Exercise> The listing that follows must be retyped in full, exactly.

BEGIN Recorded information

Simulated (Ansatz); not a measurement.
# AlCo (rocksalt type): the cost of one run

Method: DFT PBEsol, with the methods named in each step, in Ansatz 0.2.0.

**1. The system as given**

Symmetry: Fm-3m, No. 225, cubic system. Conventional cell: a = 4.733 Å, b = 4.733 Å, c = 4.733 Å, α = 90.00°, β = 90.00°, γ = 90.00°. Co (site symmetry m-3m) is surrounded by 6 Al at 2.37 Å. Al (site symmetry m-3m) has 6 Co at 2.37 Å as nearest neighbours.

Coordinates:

END Recorded information

Your solution>
Simulated (Ansatz); not a measurement.
# AlCo (rocksalt type): the cost of one run

Method: DFT PBEsol, with the methods named in each step, in Ansatz 0.2.0.

**1. The system as given**

Symmetry: Fm-3m, No. 225, cubic system. Conventional cell: a = 4.733 Å, b = 4.733 Å, c = 4.733 Å, α = 90.00°, β = 90.00°, γ = 90.00°. Co (site symmetry m-3m) is surrounded by 6 Al at 2.37 Å. Al (site symmetry m-3m) has 6 Co at 2.37 Å as nearest neighbours.

Coordinates:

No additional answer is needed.